=== Begin Enclosure ===
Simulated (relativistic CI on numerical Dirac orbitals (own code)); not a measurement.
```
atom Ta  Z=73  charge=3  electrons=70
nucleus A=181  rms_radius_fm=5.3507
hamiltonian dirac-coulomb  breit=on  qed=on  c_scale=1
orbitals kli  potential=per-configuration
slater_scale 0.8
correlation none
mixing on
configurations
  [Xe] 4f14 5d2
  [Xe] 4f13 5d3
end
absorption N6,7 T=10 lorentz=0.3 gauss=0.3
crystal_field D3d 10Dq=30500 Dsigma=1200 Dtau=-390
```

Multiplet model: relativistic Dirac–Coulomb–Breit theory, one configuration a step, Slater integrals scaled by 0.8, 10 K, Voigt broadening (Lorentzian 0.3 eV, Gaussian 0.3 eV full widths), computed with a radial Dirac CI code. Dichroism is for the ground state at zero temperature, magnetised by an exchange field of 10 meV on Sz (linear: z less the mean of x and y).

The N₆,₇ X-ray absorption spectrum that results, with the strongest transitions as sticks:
=== End Enclosure ===

(Work request)
Give the data again in full, keeping every line as it was.

(Answer section)
Simulated (relativistic CI on numerical Dirac orbitals (own code)); not a measurement.
```
atom Ta  Z=73  charge=3  electrons=70
nucleus A=181  rms_radius_fm=5.3507
hamiltonian dirac-coulomb  breit=on  qed=on  c_scale=1
orbitals kli  potential=per-configuration
slater_scale 0.8
correlation none
mixing on
configurations
  [Xe] 4f14 5d2
  [Xe] 4f13 5d3
end
absorption N6,7 T=10 lorentz=0.3 gauss=0.3
crystal_field D3d 10Dq=30500 Dsigma=1200 Dtau=-390
```

Multiplet model: relativistic Dirac–Coulomb–Breit theory, one configuration a step, Slater integrals scaled by 0.8, 10 K, Voigt broadening (Lorentzian 0.3 eV, Gaussian 0.3 eV full widths), computed with a radial Dirac CI code. Dichroism is for the ground state at zero temperature, magnetised by an exchange field of 10 meV on Sz (linear: z less the mean of x and y).

The N₆,₇ X-ray absorption spectrum that results, with the strongest transitions as sticks:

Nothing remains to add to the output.